* [Assigned task]:
Repeat the listing below word for word, stopping after the line that contains "Correlated methods freeze".

* [Recorded data]:
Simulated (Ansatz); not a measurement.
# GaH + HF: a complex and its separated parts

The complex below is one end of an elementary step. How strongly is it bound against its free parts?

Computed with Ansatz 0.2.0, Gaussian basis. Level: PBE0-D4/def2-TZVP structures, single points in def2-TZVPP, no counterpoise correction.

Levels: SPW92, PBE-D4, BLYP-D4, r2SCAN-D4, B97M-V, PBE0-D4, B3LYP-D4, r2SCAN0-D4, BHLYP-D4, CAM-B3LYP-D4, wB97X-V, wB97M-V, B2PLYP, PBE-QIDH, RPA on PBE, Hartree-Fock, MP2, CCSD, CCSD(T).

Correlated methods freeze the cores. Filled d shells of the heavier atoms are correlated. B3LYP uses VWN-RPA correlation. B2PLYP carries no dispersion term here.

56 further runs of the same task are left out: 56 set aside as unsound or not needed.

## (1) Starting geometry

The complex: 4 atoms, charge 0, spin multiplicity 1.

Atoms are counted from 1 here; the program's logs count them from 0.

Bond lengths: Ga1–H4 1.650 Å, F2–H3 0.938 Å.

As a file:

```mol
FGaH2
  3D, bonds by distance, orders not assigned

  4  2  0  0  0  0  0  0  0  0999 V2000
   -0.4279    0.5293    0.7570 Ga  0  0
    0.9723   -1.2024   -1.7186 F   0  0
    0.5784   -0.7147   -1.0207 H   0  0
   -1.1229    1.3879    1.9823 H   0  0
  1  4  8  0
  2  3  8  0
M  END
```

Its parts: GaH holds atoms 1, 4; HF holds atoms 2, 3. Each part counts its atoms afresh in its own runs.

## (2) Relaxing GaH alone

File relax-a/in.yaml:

* [Exercise solution]:
Simulated (Ansatz); not a measurement.
# GaH + HF: a complex and its separated parts

The complex below is one end of an elementary step. How strongly is it bound against its free parts?

Computed with Ansatz 0.2.0, Gaussian basis. Level: PBE0-D4/def2-TZVP structures, single points in def2-TZVPP, no counterpoise correction.

Levels: SPW92, PBE-D4, BLYP-D4, r2SCAN-D4, B97M-V, PBE0-D4, B3LYP-D4, r2SCAN0-D4, BHLYP-D4, CAM-B3LYP-D4, wB97X-V, wB97M-V, B2PLYP, PBE-QIDH, RPA on PBE, Hartree-Fock, MP2, CCSD, CCSD(T).

Correlated methods freeze the cores. Filled d shells of the heavier atoms are correlated. B3LYP uses VWN-RPA correlation. B2PLYP carries no dispersion term here.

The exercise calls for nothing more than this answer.